WORK ORDER: Print the first line of the material below and each line after it, exactly as written, ending with the line that contains "A closed system".

▶

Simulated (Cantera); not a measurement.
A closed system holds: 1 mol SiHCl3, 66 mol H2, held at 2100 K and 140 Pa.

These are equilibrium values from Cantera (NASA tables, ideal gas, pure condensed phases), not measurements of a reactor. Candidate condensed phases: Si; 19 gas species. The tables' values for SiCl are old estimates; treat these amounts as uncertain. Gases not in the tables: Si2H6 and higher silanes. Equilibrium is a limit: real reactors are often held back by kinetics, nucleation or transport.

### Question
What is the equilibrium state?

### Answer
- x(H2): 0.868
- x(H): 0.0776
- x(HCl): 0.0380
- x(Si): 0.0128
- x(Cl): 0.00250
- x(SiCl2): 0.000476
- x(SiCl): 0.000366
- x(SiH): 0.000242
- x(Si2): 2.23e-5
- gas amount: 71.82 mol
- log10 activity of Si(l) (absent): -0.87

◀

RESULT:
Simulated (Cantera); not a measurement.
A closed system holds: 1 mol SiHCl3, 66 mol H2, held at 2100 K and 140 Pa.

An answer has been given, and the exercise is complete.